### Dataset

○ ○ ○ ○ ○

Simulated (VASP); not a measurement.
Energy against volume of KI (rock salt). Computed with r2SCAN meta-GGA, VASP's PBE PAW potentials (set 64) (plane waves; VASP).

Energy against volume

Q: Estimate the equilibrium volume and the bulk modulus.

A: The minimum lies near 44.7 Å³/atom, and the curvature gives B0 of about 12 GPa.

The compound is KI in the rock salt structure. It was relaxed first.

○ ○ ○ ○ ○

### Required action
Reproduce the full set of entries above exactly, without dropping a line.

### Written response
Simulated (VASP); not a measurement.
Energy against volume of KI (rock salt). Computed with r2SCAN meta-GGA, VASP's PBE PAW potentials (set 64) (plane waves; VASP).

Energy against volume

Q: Estimate the equilibrium volume and the bulk modulus.

A: The minimum lies near 44.7 Å³/atom, and the curvature gives B0 of about 12 GPa.

The compound is KI in the rock salt structure. It was relaxed first.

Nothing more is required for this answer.